**TASK ITEM:**
Stopping at the line that holds "Se has no stable", repeat the lines below exactly, starting from the very first and including that final line.

==================================================
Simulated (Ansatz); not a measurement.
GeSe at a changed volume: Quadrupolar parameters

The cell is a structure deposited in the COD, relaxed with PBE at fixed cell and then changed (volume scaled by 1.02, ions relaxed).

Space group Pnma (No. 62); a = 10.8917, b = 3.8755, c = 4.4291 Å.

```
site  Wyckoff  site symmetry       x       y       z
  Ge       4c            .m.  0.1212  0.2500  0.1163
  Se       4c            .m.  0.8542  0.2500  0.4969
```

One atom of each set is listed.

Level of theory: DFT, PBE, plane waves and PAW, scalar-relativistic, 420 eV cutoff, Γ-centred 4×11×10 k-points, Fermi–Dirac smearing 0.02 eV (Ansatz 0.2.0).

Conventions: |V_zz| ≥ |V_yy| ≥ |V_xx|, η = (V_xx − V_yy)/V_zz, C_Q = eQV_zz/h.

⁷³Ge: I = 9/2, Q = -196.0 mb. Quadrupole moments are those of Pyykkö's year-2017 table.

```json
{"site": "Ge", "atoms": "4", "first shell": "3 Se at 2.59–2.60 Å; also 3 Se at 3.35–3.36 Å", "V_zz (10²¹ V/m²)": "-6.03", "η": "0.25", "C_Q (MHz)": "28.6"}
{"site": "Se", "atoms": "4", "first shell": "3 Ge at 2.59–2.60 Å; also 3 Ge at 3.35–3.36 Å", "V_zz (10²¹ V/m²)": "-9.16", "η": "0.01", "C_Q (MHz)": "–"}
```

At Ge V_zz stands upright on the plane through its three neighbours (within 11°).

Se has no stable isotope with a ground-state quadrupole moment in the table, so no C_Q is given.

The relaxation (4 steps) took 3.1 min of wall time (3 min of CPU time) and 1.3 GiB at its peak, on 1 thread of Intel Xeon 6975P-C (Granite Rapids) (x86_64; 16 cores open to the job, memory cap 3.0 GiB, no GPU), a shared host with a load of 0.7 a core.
==================================================

**RESULT:**
Simulated (Ansatz); not a measurement.
GeSe at a changed volume: Quadrupolar parameters

The cell is a structure deposited in the COD, relaxed with PBE at fixed cell and then changed (volume scaled by 1.02, ions relaxed).

Space group Pnma (No. 62); a = 10.8917, b = 3.8755, c = 4.4291 Å.

```
site  Wyckoff  site symmetry       x       y       z
  Ge       4c            .m.  0.1212  0.2500  0.1163
  Se       4c            .m.  0.8542  0.2500  0.4969
```

One atom of each set is listed.

Level of theory: DFT, PBE, plane waves and PAW, scalar-relativistic, 420 eV cutoff, Γ-centred 4×11×10 k-points, Fermi–Dirac smearing 0.02 eV (Ansatz 0.2.0).

Conventions: |V_zz| ≥ |V_yy| ≥ |V_xx|, η = (V_xx − V_yy)/V_zz, C_Q = eQV_zz/h.

⁷³Ge: I = 9/2, Q = -196.0 mb. Quadrupole moments are those of Pyykkö's year-2017 table.

```json
{"site": "Ge", "atoms": "4", "first shell": "3 Se at 2.59–2.60 Å; also 3 Se at 3.35–3.36 Å", "V_zz (10²¹ V/m²)": "-6.03", "η": "0.25", "C_Q (MHz)": "28.6"}
{"site": "Se", "atoms": "4", "first shell": "3 Ge at 2.59–2.60 Å; also 3 Ge at 3.35–3.36 Å", "V_zz (10²¹ V/m²)": "-9.16", "η": "0.01", "C_Q (MHz)": "–"}
```

At Ge V_zz stands upright on the plane through its three neighbours (within 11°).

Se has no stable isotope with a ground-state quadrupole moment in the table, so no C_Q is given.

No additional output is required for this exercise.